* **ENTRIES SHOWN**:
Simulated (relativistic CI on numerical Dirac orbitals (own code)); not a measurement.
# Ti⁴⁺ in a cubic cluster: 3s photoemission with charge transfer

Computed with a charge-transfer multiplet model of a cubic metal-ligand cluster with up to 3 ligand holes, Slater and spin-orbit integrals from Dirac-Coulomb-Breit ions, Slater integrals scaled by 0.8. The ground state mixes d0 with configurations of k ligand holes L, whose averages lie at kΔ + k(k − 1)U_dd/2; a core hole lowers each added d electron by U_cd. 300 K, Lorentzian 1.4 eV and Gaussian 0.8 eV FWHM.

* **WORK ITEM**:
Would you please restate all of the entries exactly?

* **RESULT**:
Simulated (relativistic CI on numerical Dirac orbitals (own code)); not a measurement.
# Ti⁴⁺ in a cubic cluster: 3s photoemission with charge transfer

Computed with a charge-transfer multiplet model of a cubic metal-ligand cluster with up to 3 ligand holes, Slater and spin-orbit integrals from Dirac-Coulomb-Breit ions, Slater integrals scaled by 0.8. The ground state mixes d0 with configurations of k ligand holes L, whose averages lie at kΔ + k(k − 1)U_dd/2; a core hole lowers each added d electron by U_cd. 300 K, Lorentzian 1.4 eV and Gaussian 0.8 eV FWHM.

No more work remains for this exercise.